(EXTRACTED ENTRIES begins)

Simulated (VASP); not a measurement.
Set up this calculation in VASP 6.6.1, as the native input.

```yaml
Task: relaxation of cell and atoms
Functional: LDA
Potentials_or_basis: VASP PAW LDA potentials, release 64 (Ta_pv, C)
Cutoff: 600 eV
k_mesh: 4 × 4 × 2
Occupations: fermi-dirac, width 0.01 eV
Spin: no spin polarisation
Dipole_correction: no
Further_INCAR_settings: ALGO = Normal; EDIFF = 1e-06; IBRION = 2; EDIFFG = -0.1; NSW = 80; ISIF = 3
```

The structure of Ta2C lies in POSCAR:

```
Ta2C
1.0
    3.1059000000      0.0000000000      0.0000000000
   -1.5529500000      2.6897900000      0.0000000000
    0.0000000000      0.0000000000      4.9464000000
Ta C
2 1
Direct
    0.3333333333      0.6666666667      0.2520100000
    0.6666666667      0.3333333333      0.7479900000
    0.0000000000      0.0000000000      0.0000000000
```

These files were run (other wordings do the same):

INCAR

(EXTRACTED ENTRIES ends)

### ACTIVITY
The expected output is every record, repeated exactly.

### TASK RESPONSE
Simulated (VASP); not a measurement.
Set up this calculation in VASP 6.6.1, as the native input.

```yaml
Task: relaxation of cell and atoms
Functional: LDA
Potentials_or_basis: VASP PAW LDA potentials, release 64 (Ta_pv, C)
Cutoff: 600 eV
k_mesh: 4 × 4 × 2
Occupations: fermi-dirac, width 0.01 eV
Spin: no spin polarisation
Dipole_correction: no
Further_INCAR_settings: ALGO = Normal; EDIFF = 1e-06; IBRION = 2; EDIFFG = -0.1; NSW = 80; ISIF = 3
```

The structure of Ta2C lies in POSCAR:

```
Ta2C
1.0
    3.1059000000      0.0000000000      0.0000000000
   -1.5529500000      2.6897900000      0.0000000000
    0.0000000000      0.0000000000      4.9464000000
Ta C
2 1
Direct
    0.3333333333      0.6666666667      0.2520100000
    0.6666666667      0.3333333333      0.7479900000
    0.0000000000      0.0000000000      0.0000000000
```

These files were run (other wordings do the same):

INCAR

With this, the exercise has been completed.